------ Given records

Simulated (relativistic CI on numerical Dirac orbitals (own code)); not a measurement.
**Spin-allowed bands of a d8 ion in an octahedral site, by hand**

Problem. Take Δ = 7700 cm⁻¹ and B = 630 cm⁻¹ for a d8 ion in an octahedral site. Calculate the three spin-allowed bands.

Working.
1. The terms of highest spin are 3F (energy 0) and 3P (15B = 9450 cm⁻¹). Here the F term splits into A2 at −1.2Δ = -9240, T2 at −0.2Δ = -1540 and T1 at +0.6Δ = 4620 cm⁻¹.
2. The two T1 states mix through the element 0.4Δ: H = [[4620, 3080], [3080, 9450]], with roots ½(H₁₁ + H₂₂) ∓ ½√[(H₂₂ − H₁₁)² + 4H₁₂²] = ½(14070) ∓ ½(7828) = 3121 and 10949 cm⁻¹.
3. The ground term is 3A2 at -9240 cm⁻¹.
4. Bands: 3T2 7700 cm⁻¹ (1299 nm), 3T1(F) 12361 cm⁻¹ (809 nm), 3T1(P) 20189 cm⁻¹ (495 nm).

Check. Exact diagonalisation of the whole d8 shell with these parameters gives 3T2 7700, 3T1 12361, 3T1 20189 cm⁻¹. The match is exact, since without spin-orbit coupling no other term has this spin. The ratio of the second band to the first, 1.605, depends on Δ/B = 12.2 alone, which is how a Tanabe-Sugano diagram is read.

------------

Please transcribe the records exactly from their first line through the line holding "4. Bands: 3T2", and leave out all others.

Simulated (relativistic CI on numerical Dirac orbitals (own code)); not a measurement.
**Spin-allowed bands of a d8 ion in an octahedral site, by hand**

Problem. Take Δ = 7700 cm⁻¹ and B = 630 cm⁻¹ for a d8 ion in an octahedral site. Calculate the three spin-allowed bands.

Working.
1. The terms of highest spin are 3F (energy 0) and 3P (15B = 9450 cm⁻¹). Here the F term splits into A2 at −1.2Δ = -9240, T2 at −0.2Δ = -1540 and T1 at +0.6Δ = 4620 cm⁻¹.
2. The two T1 states mix through the element 0.4Δ: H = [[4620, 3080], [3080, 9450]], with roots ½(H₁₁ + H₂₂) ∓ ½√[(H₂₂ − H₁₁)² + 4H₁₂²] = ½(14070) ∓ ½(7828) = 3121 and 10949 cm⁻¹.
3. The ground term is 3A2 at -9240 cm⁻¹.
4. Bands: 3T2 7700 cm⁻¹ (1299 nm), 3T1(F) 12361 cm⁻¹ (809 nm), 3T1(P) 20189 cm⁻¹ (495 nm).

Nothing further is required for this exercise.